◇ ◇ ◇ ◇ ◇
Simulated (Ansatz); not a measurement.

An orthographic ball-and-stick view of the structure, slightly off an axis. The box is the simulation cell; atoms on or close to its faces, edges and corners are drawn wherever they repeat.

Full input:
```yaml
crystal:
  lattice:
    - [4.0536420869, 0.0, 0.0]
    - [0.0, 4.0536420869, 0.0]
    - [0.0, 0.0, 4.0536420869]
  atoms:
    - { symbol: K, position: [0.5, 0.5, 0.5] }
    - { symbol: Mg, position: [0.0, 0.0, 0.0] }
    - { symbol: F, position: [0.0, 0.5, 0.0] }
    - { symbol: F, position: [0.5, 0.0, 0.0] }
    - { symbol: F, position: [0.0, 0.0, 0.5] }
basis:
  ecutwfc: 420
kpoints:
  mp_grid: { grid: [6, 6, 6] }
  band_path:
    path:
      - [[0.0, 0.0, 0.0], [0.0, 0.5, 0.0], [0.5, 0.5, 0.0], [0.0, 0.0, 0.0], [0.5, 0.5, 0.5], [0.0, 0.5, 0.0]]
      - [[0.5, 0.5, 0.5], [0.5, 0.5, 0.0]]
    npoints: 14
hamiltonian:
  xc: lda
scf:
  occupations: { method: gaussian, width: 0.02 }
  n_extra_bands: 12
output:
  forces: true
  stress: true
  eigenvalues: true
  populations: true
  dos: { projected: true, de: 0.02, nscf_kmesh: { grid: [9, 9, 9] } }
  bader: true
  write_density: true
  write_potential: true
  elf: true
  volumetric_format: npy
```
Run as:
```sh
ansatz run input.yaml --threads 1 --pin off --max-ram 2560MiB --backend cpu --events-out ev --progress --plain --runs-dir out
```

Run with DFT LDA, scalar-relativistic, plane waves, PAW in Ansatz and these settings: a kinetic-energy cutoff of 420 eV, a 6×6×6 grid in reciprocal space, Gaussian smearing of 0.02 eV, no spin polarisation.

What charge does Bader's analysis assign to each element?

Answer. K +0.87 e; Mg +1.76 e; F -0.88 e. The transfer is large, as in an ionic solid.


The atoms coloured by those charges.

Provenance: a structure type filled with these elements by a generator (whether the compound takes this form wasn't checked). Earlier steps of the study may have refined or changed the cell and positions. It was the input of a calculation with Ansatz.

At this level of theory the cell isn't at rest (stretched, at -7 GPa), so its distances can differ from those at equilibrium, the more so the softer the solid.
◇ ◇ ◇ ◇ ◇

§ Brief:
The lines above, starting at the one with "The atoms coloured by those charges." and ending at the one with "Provenance: a structure", are the only ones to return, exactly as written.

§ Solution:
The atoms coloured by those charges.

Provenance: a structure type filled with these elements by a generator (whether the compound takes this form wasn't checked). Earlier steps of the study may have refined or changed the cell and positions. It was the input of a calculation with Ansatz.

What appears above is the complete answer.